■ TASK ITEM
Please copy every line of the material exactly.

•••••
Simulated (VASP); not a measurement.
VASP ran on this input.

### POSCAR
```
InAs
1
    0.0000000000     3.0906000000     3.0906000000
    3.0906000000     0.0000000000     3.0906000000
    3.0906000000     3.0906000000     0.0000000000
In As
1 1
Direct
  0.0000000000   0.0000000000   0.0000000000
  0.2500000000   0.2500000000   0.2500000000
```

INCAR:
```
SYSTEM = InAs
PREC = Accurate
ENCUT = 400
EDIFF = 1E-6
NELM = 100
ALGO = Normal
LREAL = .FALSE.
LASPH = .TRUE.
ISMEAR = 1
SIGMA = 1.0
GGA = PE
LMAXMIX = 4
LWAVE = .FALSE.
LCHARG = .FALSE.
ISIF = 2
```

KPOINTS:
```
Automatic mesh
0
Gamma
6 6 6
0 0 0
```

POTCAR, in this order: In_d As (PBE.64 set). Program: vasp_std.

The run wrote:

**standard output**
•••••

■ RESPONSE
Simulated (VASP); not a measurement.
VASP ran on this input.

### POSCAR
```
InAs
1
    0.0000000000     3.0906000000     3.0906000000
    3.0906000000     0.0000000000     3.0906000000
    3.0906000000     3.0906000000     0.0000000000
In As
1 1
Direct
  0.0000000000   0.0000000000   0.0000000000
  0.2500000000   0.2500000000   0.2500000000
```

INCAR:
```
SYSTEM = InAs
PREC = Accurate
ENCUT = 400
EDIFF = 1E-6
NELM = 100
ALGO = Normal
LREAL = .FALSE.
LASPH = .TRUE.
ISMEAR = 1
SIGMA = 1.0
GGA = PE
LMAXMIX = 4
LWAVE = .FALSE.
LCHARG = .FALSE.
ISIF = 2
```

KPOINTS:
```
Automatic mesh
0
Gamma
6 6 6
0 0 0
```

POTCAR, in this order: In_d As (PBE.64 set). Program: vasp_std.

The run wrote:

**standard output**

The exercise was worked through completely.